### Dataset records:
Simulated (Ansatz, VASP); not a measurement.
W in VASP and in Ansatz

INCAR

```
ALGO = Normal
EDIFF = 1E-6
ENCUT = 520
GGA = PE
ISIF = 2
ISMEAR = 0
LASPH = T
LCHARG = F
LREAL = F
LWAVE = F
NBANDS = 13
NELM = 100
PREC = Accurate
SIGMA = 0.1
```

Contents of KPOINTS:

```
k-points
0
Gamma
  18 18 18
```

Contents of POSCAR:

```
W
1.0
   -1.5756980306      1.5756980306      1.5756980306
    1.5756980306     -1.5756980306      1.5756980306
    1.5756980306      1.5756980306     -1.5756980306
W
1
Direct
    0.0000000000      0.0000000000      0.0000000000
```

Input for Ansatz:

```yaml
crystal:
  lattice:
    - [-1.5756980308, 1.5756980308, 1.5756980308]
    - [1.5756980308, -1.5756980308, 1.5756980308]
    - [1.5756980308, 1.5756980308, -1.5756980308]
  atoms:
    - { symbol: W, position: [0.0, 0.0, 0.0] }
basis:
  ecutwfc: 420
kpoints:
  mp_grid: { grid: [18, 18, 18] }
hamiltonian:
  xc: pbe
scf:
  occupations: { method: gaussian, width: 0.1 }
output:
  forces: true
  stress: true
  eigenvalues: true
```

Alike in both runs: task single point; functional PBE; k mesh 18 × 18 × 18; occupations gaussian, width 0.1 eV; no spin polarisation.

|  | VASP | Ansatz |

### Activity:
Output the complete data verbatim.

### Exercise answer:
Simulated (Ansatz, VASP); not a measurement.
W in VASP and in Ansatz

INCAR

```
ALGO = Normal
EDIFF = 1E-6
ENCUT = 520
GGA = PE
ISIF = 2
ISMEAR = 0
LASPH = T
LCHARG = F
LREAL = F
LWAVE = F
NBANDS = 13
NELM = 100
PREC = Accurate
SIGMA = 0.1
```

Contents of KPOINTS:

```
k-points
0
Gamma
  18 18 18
```

Contents of POSCAR:

```
W
1.0
   -1.5756980306      1.5756980306      1.5756980306
    1.5756980306     -1.5756980306      1.5756980306
    1.5756980306      1.5756980306     -1.5756980306
W
1
Direct
    0.0000000000      0.0000000000      0.0000000000
```

Input for Ansatz:

```yaml
crystal:
  lattice:
    - [-1.5756980308, 1.5756980308, 1.5756980308]
    - [1.5756980308, -1.5756980308, 1.5756980308]
    - [1.5756980308, 1.5756980308, -1.5756980308]
  atoms:
    - { symbol: W, position: [0.0, 0.0, 0.0] }
basis:
  ecutwfc: 420
kpoints:
  mp_grid: { grid: [18, 18, 18] }
hamiltonian:
  xc: pbe
scf:
  occupations: { method: gaussian, width: 0.1 }
output:
  forces: true
  stress: true
  eigenvalues: true
```

Alike in both runs: task single point; functional PBE; k mesh 18 × 18 × 18; occupations gaussian, width 0.1 eV; no spin polarisation.

|  | VASP | Ansatz |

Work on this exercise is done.